Action item :: Which lines of the entries below run from the one holding "μB per cell |" to the one holding "7.53 | 7.53 |", inclusive? Set down exactly those lines and no others.

Supplied material ::
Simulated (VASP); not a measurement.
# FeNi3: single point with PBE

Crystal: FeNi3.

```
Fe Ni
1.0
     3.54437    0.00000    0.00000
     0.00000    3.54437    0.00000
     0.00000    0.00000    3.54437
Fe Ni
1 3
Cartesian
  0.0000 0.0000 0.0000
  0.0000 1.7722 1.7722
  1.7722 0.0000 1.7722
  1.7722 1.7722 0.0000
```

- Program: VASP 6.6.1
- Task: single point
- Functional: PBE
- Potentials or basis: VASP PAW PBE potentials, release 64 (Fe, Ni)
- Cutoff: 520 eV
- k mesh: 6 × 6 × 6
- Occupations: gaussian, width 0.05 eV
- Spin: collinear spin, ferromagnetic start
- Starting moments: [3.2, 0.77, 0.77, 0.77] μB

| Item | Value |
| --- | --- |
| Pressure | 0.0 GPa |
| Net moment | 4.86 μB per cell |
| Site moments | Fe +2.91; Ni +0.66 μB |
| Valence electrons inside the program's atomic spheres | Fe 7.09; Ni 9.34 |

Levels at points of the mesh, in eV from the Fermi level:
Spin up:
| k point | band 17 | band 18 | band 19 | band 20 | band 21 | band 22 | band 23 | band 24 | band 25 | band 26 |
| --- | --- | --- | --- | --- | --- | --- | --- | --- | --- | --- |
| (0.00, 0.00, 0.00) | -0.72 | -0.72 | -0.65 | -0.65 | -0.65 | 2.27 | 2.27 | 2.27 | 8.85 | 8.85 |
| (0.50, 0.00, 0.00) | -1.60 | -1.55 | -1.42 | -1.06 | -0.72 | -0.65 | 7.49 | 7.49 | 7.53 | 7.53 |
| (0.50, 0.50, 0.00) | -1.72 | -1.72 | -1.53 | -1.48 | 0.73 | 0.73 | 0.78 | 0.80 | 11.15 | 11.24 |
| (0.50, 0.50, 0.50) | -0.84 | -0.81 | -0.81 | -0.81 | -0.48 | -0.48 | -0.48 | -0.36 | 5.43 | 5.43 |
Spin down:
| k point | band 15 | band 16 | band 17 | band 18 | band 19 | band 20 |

Expected answer ::
| Net moment | 4.86 μB per cell |
| Site moments | Fe +2.91; Ni +0.66 μB |
| Valence electrons inside the program's atomic spheres | Fe 7.09; Ni 9.34 |

Levels at points of the mesh, in eV from the Fermi level:
Spin up:
| k point | band 17 | band 18 | band 19 | band 20 | band 21 | band 22 | band 23 | band 24 | band 25 | band 26 |
| --- | --- | --- | --- | --- | --- | --- | --- | --- | --- | --- |
| (0.00, 0.00, 0.00) | -0.72 | -0.72 | -0.65 | -0.65 | -0.65 | 2.27 | 2.27 | 2.27 | 8.85 | 8.85 |
| (0.50, 0.00, 0.00) | -1.60 | -1.55 | -1.42 | -1.06 | -0.72 | -0.65 | 7.49 | 7.49 | 7.53 | 7.53 |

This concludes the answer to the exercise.